▶ Dataset content
━━━━━━━━━━━━━━━━
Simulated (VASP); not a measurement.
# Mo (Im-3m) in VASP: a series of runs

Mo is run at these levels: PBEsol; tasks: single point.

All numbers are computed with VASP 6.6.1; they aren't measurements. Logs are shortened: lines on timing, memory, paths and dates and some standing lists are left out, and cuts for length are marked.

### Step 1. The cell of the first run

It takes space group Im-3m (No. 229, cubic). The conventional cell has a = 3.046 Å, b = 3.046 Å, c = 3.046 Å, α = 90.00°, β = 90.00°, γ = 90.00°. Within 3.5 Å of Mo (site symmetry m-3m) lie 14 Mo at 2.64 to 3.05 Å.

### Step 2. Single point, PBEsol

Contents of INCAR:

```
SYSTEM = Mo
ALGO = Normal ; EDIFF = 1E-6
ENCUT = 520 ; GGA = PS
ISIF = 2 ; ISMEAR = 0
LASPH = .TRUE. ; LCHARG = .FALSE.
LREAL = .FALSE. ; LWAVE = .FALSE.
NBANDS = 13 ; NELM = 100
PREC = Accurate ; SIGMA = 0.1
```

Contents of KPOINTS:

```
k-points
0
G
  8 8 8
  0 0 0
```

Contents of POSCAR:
━━━━━━━━━━━━━━━━

▶ Requirement
Transcribe the records in full, keeping every character as it is.

▶ Reply
Simulated (VASP); not a measurement.
# Mo (Im-3m) in VASP: a series of runs

Mo is run at these levels: PBEsol; tasks: single point.

All numbers are computed with VASP 6.6.1; they aren't measurements. Logs are shortened: lines on timing, memory, paths and dates and some standing lists are left out, and cuts for length are marked.

### Step 1. The cell of the first run

It takes space group Im-3m (No. 229, cubic). The conventional cell has a = 3.046 Å, b = 3.046 Å, c = 3.046 Å, α = 90.00°, β = 90.00°, γ = 90.00°. Within 3.5 Å of Mo (site symmetry m-3m) lie 14 Mo at 2.64 to 3.05 Å.

### Step 2. Single point, PBEsol

Contents of INCAR:

```
SYSTEM = Mo
ALGO = Normal ; EDIFF = 1E-6
ENCUT = 520 ; GGA = PS
ISIF = 2 ; ISMEAR = 0
LASPH = .TRUE. ; LCHARG = .FALSE.
LREAL = .FALSE. ; LWAVE = .FALSE.
NBANDS = 13 ; NELM = 100
PREC = Accurate ; SIGMA = 0.1
```

Contents of KPOINTS:

```
k-points
0
G
  8 8 8
  0 0 0
```

Contents of POSCAR:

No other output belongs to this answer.